Required action => For each line of the listing, output an exact copy.

Extracted data =>
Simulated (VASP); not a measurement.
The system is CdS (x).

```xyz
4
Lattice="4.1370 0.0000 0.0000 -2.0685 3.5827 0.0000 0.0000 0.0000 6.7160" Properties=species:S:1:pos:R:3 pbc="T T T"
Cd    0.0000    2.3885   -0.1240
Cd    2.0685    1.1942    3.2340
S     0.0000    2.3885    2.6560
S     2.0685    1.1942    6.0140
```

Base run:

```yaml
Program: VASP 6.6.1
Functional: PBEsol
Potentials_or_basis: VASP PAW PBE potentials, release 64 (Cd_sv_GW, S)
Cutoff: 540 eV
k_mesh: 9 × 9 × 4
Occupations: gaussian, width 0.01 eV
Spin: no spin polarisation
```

Response box =>
Simulated (VASP); not a measurement.
The system is CdS (x).

```xyz
4
Lattice="4.1370 0.0000 0.0000 -2.0685 3.5827 0.0000 0.0000 0.0000 6.7160" Properties=species:S:1:pos:R:3 pbc="T T T"
Cd    0.0000    2.3885   -0.1240
Cd    2.0685    1.1942    3.2340
S     0.0000    2.3885    2.6560
S     2.0685    1.1942    6.0140
```

Base run:

```yaml
Program: VASP 6.6.1
Functional: PBEsol
Potentials_or_basis: VASP PAW PBE potentials, release 64 (Cd_sv_GW, S)
Cutoff: 540 eV
k_mesh: 9 × 9 × 4
Occupations: gaussian, width 0.01 eV
Spin: no spin polarisation
```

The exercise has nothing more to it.